Work order:
The lines needed are those from the start of the records through the line holding "Result: Over 11", each copied exactly.

===== Supplied material

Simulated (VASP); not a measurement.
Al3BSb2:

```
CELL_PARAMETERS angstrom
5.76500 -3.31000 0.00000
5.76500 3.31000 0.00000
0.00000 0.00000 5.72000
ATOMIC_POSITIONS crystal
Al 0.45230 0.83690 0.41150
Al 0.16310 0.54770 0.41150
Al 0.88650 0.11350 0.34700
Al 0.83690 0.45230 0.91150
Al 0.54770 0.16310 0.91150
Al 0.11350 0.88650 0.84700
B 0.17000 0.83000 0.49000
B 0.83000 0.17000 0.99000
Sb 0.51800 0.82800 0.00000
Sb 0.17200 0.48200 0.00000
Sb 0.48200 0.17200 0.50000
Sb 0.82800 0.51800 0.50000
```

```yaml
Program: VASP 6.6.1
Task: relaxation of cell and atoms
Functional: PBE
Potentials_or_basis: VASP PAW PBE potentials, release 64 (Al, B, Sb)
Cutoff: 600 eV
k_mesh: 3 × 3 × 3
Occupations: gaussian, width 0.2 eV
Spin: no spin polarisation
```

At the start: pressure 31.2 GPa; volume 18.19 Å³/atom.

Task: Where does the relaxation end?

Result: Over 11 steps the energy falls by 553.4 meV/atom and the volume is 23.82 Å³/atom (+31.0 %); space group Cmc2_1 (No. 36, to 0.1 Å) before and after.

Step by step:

==========

Reply:
Simulated (VASP); not a measurement.
Al3BSb2:

```
CELL_PARAMETERS angstrom
5.76500 -3.31000 0.00000
5.76500 3.31000 0.00000
0.00000 0.00000 5.72000
ATOMIC_POSITIONS crystal
Al 0.45230 0.83690 0.41150
Al 0.16310 0.54770 0.41150
Al 0.88650 0.11350 0.34700
Al 0.83690 0.45230 0.91150
Al 0.54770 0.16310 0.91150
Al 0.11350 0.88650 0.84700
B 0.17000 0.83000 0.49000
B 0.83000 0.17000 0.99000
Sb 0.51800 0.82800 0.00000
Sb 0.17200 0.48200 0.00000
Sb 0.48200 0.17200 0.50000
Sb 0.82800 0.51800 0.50000
```

```yaml
Program: VASP 6.6.1
Task: relaxation of cell and atoms
Functional: PBE
Potentials_or_basis: VASP PAW PBE potentials, release 64 (Al, B, Sb)
Cutoff: 600 eV
k_mesh: 3 × 3 × 3
Occupations: gaussian, width 0.2 eV
Spin: no spin polarisation
```

At the start: pressure 31.2 GPa; volume 18.19 Å³/atom.

Task: Where does the relaxation end?

Result: Over 11 steps the energy falls by 553.4 meV/atom and the volume is 23.82 Å³/atom (+31.0 %); space group Cmc2_1 (No. 36, to 0.1 Å) before and after.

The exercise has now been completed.